Exercise | Return only the stretch of the material below that begins with the line containing "the equilibrium geometry**" and ends with the line containing "The density hangs", exactly; both of those lines belong to it.

Provided material |
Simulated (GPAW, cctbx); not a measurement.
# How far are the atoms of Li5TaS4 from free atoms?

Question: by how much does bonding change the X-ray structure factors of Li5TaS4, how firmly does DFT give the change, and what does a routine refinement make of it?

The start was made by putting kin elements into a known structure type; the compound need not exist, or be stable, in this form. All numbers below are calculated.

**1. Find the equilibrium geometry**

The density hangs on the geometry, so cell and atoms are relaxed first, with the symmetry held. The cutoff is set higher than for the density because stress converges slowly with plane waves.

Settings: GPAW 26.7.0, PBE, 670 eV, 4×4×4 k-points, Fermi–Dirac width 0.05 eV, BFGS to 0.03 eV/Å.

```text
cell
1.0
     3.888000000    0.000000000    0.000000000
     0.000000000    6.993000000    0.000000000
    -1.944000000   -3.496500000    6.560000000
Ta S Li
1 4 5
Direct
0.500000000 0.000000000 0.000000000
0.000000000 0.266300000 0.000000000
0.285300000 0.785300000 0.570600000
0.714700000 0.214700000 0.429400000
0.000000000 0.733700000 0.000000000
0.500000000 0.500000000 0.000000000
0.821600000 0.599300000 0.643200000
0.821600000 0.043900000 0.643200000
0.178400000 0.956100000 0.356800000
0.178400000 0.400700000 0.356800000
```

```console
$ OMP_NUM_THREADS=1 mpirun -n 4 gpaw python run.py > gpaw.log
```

Reply |
**1. Find the equilibrium geometry**

The density hangs on the geometry, so cell and atoms are relaxed first, with the symmetry held. The cutoff is set higher than for the density because stress converges slowly with plane waves.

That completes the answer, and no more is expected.